REQUIREMENT ::
Here is a block of records. Copy every one of them exactly.

↓

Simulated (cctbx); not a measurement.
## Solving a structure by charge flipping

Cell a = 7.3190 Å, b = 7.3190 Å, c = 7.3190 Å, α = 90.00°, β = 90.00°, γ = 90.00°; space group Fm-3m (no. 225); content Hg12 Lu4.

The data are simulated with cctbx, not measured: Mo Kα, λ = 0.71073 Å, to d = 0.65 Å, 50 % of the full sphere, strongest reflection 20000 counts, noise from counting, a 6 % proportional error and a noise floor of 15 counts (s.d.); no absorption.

↑

PROBLEM SOLUTION ::
Simulated (cctbx); not a measurement.
## Solving a structure by charge flipping

Cell a = 7.3190 Å, b = 7.3190 Å, c = 7.3190 Å, α = 90.00°, β = 90.00°, γ = 90.00°; space group Fm-3m (no. 225); content Hg12 Lu4.

The data are simulated with cctbx, not measured: Mo Kα, λ = 0.71073 Å, to d = 0.65 Å, 50 % of the full sphere, strongest reflection 20000 counts, noise from counting, a 6 % proportional error and a noise floor of 15 counts (s.d.); no absorption.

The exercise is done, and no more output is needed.